○ ○ ○
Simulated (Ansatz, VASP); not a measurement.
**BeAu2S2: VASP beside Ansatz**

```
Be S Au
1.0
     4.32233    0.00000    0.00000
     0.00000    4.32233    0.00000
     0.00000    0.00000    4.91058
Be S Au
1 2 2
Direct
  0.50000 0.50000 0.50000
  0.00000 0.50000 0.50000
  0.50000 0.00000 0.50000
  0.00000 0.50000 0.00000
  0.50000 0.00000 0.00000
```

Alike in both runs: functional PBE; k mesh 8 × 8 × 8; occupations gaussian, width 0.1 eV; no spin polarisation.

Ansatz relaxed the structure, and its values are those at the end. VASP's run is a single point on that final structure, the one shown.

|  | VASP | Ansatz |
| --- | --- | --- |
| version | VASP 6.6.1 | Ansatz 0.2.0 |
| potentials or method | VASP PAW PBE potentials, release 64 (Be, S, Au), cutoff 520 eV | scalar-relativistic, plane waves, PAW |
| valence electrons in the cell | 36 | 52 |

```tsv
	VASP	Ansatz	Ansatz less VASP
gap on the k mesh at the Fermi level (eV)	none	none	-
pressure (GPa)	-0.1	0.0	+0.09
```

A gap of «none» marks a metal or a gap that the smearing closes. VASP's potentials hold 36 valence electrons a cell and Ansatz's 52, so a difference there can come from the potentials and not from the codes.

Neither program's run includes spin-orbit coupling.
○ ○ ○

Assignment
An exact copy of the lines above, from the one containing "Ansatz relaxed the" through the one containing "from the codes.", is the whole of the answer.

Expected answer
Ansatz relaxed the structure, and its values are those at the end. VASP's run is a single point on that final structure, the one shown.

|  | VASP | Ansatz |
| --- | --- | --- |
| version | VASP 6.6.1 | Ansatz 0.2.0 |
| potentials or method | VASP PAW PBE potentials, release 64 (Be, S, Au), cutoff 520 eV | scalar-relativistic, plane waves, PAW |
| valence electrons in the cell | 36 | 52 |

```tsv
	VASP	Ansatz	Ansatz less VASP
gap on the k mesh at the Fermi level (eV)	none	none	-
pressure (GPa)	-0.1	0.0	+0.09
```

A gap of «none» marks a metal or a gap that the smearing closes. VASP's potentials hold 36 valence electrons a cell and Ansatz's 52, so a difference there can come from the potentials and not from the codes.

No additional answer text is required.